* _Work item_
Copy the records that follow exactly, leaving nothing out.

* _Provided data_

- - - -

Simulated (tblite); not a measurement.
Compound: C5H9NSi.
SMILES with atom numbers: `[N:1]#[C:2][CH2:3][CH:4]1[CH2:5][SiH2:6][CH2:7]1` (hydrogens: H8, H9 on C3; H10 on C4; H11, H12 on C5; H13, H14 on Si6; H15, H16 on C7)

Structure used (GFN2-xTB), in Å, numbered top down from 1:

- - - -

* _Response box_
Simulated (tblite); not a measurement.
Compound: C5H9NSi.
SMILES with atom numbers: `[N:1]#[C:2][CH2:3][CH:4]1[CH2:5][SiH2:6][CH2:7]1` (hydrogens: H8, H9 on C3; H10 on C4; H11, H12 on C5; H13, H14 on Si6; H15, H16 on C7)

Structure used (GFN2-xTB), in Å, numbered top down from 1:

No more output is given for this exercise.